● Task item: Could you return the listing below exactly, with every line intact?

□ □ □ □

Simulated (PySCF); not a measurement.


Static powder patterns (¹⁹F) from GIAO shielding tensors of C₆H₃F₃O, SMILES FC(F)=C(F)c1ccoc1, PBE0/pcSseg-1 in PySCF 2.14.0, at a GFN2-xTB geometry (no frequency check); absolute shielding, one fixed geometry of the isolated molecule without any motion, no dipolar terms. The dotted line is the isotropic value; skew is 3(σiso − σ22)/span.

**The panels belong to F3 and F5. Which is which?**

□ □ □ □

● Answer area:
Simulated (PySCF); not a measurement.


Static powder patterns (¹⁹F) from GIAO shielding tensors of C₆H₃F₃O, SMILES FC(F)=C(F)c1ccoc1, PBE0/pcSseg-1 in PySCF 2.14.0, at a GFN2-xTB geometry (no frequency check); absolute shielding, one fixed geometry of the isolated molecule without any motion, no dipolar terms. The dotted line is the isotropic value; skew is 3(σiso − σ22)/span.

**The panels belong to F3 and F5. Which is which?**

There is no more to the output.